■ **BRIEF**:
All of the lines below should be copied word for word.

■ **SUPPLIED DATA**:
********

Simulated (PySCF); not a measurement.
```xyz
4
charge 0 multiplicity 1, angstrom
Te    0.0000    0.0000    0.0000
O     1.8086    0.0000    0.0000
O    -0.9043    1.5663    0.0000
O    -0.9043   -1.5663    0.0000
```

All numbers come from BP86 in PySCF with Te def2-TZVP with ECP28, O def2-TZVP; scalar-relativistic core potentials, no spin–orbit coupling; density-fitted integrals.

********

■ **WORKED SOLUTION**:
Simulated (PySCF); not a measurement.
```xyz
4
charge 0 multiplicity 1, angstrom
Te    0.0000    0.0000    0.0000
O     1.8086    0.0000    0.0000
O    -0.9043    1.5663    0.0000
O    -0.9043   -1.5663    0.0000
```

All numbers come from BP86 in PySCF with Te def2-TZVP with ECP28, O def2-TZVP; scalar-relativistic core potentials, no spin–orbit coupling; density-fitted integrals.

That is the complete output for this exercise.